## ASSIGNMENT
What you return must match the records word for word.

## EXTRACTED INFORMATION
+++

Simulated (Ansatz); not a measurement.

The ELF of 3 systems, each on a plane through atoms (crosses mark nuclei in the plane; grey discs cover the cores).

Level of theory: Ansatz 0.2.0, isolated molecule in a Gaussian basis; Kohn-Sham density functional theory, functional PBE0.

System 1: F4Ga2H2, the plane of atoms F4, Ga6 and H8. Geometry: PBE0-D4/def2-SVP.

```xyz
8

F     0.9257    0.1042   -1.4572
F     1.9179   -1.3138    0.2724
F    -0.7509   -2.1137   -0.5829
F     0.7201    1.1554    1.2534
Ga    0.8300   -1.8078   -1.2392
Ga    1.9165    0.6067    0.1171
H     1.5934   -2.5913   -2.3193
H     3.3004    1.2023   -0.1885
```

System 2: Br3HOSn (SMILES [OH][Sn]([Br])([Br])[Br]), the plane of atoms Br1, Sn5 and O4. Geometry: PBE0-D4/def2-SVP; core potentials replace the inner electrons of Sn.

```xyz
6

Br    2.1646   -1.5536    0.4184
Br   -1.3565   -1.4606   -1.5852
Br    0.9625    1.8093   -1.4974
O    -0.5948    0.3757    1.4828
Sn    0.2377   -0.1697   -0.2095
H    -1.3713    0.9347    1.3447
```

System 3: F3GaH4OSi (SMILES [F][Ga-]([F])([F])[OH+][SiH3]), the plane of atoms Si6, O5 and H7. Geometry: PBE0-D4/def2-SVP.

+++

## REPLY
Simulated (Ansatz); not a measurement.

The ELF of 3 systems, each on a plane through atoms (crosses mark nuclei in the plane; grey discs cover the cores).

Level of theory: Ansatz 0.2.0, isolated molecule in a Gaussian basis; Kohn-Sham density functional theory, functional PBE0.

System 1: F4Ga2H2, the plane of atoms F4, Ga6 and H8. Geometry: PBE0-D4/def2-SVP.

```xyz
8

F     0.9257    0.1042   -1.4572
F     1.9179   -1.3138    0.2724
F    -0.7509   -2.1137   -0.5829
F     0.7201    1.1554    1.2534
Ga    0.8300   -1.8078   -1.2392
Ga    1.9165    0.6067    0.1171
H     1.5934   -2.5913   -2.3193
H     3.3004    1.2023   -0.1885
```

System 2: Br3HOSn (SMILES [OH][Sn]([Br])([Br])[Br]), the plane of atoms Br1, Sn5 and O4. Geometry: PBE0-D4/def2-SVP; core potentials replace the inner electrons of Sn.

```xyz
6

Br    2.1646   -1.5536    0.4184
Br   -1.3565   -1.4606   -1.5852
Br    0.9625    1.8093   -1.4974
O    -0.5948    0.3757    1.4828
Sn    0.2377   -0.1697   -0.2095
H    -1.3713    0.9347    1.3447
```

System 3: F3GaH4OSi (SMILES [F][Ga-]([F])([F])[OH+][SiH3]), the plane of atoms Si6, O5 and H7. Geometry: PBE0-D4/def2-SVP.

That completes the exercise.